>>

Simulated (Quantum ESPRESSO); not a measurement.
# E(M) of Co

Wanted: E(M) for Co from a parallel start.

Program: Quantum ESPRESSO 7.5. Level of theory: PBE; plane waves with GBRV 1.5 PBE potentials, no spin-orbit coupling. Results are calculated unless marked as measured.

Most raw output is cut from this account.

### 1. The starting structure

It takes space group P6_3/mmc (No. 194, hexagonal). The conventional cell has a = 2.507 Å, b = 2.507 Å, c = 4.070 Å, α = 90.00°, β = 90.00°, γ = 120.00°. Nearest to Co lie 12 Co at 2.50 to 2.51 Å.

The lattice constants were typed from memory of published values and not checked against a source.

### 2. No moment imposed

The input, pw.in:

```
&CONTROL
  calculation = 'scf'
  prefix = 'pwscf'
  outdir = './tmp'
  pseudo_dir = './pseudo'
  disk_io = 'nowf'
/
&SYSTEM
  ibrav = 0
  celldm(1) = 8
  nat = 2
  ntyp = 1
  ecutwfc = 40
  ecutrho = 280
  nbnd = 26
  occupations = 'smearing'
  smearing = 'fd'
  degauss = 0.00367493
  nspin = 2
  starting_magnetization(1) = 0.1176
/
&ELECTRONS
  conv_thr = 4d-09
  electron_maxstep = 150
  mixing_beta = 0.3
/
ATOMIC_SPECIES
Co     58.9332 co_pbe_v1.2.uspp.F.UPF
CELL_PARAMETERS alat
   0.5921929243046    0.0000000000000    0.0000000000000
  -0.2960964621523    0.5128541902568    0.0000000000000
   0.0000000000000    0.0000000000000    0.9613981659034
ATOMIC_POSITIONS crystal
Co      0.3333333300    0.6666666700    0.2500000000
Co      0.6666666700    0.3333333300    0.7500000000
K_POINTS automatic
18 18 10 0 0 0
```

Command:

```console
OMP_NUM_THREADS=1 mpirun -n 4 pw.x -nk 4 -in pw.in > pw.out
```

<<

• [Work item]:
Restate the records above verbatim up to and including the line containing "Program: Quantum ESPRESSO".

• [Exercise solution]:
Simulated (Quantum ESPRESSO); not a measurement.
# E(M) of Co

Wanted: E(M) for Co from a parallel start.

Program: Quantum ESPRESSO 7.5. Level of theory: PBE; plane waves with GBRV 1.5 PBE potentials, no spin-orbit coupling. Results are calculated unless marked as measured.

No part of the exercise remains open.